================

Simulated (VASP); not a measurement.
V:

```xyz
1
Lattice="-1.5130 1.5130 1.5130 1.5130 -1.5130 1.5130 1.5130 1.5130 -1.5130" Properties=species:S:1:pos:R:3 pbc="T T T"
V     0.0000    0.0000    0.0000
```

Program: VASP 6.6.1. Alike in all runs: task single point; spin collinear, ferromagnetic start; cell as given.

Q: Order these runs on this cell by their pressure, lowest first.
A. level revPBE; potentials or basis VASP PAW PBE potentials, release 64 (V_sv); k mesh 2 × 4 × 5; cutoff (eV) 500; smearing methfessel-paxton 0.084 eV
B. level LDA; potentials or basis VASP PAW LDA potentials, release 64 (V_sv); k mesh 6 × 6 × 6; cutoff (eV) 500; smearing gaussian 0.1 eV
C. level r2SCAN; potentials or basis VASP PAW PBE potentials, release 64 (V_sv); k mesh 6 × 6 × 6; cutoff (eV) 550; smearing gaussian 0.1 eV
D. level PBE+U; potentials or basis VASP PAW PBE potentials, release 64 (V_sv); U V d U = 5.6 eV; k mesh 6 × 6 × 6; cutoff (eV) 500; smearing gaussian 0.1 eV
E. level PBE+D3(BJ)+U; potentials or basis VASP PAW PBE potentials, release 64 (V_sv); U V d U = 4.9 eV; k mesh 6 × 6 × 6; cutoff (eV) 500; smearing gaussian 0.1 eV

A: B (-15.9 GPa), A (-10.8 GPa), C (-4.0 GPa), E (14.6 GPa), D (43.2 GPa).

================

WORK ITEM
From the records above, print exactly the lines that run from the line with "A. level revPBE;" to the line with "E. level PBE+D3(BJ)+U;", inclusive.

EXERCISE RESPONSE
A. level revPBE; potentials or basis VASP PAW PBE potentials, release 64 (V_sv); k mesh 2 × 4 × 5; cutoff (eV) 500; smearing methfessel-paxton 0.084 eV
B. level LDA; potentials or basis VASP PAW LDA potentials, release 64 (V_sv); k mesh 6 × 6 × 6; cutoff (eV) 500; smearing gaussian 0.1 eV
C. level r2SCAN; potentials or basis VASP PAW PBE potentials, release 64 (V_sv); k mesh 6 × 6 × 6; cutoff (eV) 550; smearing gaussian 0.1 eV
D. level PBE+U; potentials or basis VASP PAW PBE potentials, release 64 (V_sv); U V d U = 5.6 eV; k mesh 6 × 6 × 6; cutoff (eV) 500; smearing gaussian 0.1 eV
E. level PBE+D3(BJ)+U; potentials or basis VASP PAW PBE potentials, release 64 (V_sv); U V d U = 4.9 eV; k mesh 6 × 6 × 6; cutoff (eV) 500; smearing gaussian 0.1 eV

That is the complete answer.